▸ Work order:
Would you print the whole listing again, exactly?

+ + + +

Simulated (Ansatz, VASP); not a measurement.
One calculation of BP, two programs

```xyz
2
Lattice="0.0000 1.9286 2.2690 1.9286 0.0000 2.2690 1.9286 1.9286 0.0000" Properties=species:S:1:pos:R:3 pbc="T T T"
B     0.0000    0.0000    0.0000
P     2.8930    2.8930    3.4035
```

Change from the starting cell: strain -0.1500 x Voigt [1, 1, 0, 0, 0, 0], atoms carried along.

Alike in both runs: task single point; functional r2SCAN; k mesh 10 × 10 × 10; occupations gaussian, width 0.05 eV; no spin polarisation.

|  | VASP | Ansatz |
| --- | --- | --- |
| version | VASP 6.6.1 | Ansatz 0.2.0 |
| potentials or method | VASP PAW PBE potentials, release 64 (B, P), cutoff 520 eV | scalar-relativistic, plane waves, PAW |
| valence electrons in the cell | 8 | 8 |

+ + + +

▸ Answer space:
Simulated (Ansatz, VASP); not a measurement.
One calculation of BP, two programs

```xyz
2
Lattice="0.0000 1.9286 2.2690 1.9286 0.0000 2.2690 1.9286 1.9286 0.0000" Properties=species:S:1:pos:R:3 pbc="T T T"
B     0.0000    0.0000    0.0000
P     2.8930    2.8930    3.4035
```

Change from the starting cell: strain -0.1500 x Voigt [1, 1, 0, 0, 0, 0], atoms carried along.

Alike in both runs: task single point; functional r2SCAN; k mesh 10 × 10 × 10; occupations gaussian, width 0.05 eV; no spin polarisation.

|  | VASP | Ansatz |
| --- | --- | --- |
| version | VASP 6.6.1 | Ansatz 0.2.0 |
| potentials or method | VASP PAW PBE potentials, release 64 (B, P), cutoff 520 eV | scalar-relativistic, plane waves, PAW |
| valence electrons in the cell | 8 | 8 |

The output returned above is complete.